WORK TASK
Return each line of the material below exactly. Begin at the first and end on the line with "At the start: pressure".

SOURCE INFORMATION
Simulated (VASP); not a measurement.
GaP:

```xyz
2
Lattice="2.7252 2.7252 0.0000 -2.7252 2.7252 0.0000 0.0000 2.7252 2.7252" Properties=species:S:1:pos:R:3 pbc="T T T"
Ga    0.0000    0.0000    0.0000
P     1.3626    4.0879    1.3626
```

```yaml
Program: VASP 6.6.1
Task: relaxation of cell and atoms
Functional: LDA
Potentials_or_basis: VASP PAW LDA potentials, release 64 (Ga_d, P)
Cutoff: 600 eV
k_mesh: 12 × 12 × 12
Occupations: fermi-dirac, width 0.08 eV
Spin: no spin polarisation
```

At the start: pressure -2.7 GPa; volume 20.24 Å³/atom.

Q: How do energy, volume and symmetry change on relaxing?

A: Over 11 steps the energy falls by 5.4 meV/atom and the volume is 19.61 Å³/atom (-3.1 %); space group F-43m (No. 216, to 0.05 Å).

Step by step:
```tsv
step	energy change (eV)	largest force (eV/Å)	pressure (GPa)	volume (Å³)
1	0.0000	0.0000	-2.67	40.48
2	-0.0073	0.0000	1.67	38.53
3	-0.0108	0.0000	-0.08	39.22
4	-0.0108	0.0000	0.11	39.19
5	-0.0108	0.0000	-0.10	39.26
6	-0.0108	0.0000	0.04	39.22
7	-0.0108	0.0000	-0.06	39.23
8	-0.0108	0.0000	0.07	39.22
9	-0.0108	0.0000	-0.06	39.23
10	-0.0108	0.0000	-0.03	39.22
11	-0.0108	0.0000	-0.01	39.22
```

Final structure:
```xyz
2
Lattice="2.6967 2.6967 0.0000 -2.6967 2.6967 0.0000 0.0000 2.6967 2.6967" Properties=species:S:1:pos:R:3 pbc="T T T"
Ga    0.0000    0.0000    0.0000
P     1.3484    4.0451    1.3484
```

WRITTEN REPLY
Simulated (VASP); not a measurement.
GaP:

```xyz
2
Lattice="2.7252 2.7252 0.0000 -2.7252 2.7252 0.0000 0.0000 2.7252 2.7252" Properties=species:S:1:pos:R:3 pbc="T T T"
Ga    0.0000    0.0000    0.0000
P     1.3626    4.0879    1.3626
```

```yaml
Program: VASP 6.6.1
Task: relaxation of cell and atoms
Functional: LDA
Potentials_or_basis: VASP PAW LDA potentials, release 64 (Ga_d, P)
Cutoff: 600 eV
k_mesh: 12 × 12 × 12
Occupations: fermi-dirac, width 0.08 eV
Spin: no spin polarisation
```

At the start: pressure -2.7 GPa; volume 20.24 Å³/atom.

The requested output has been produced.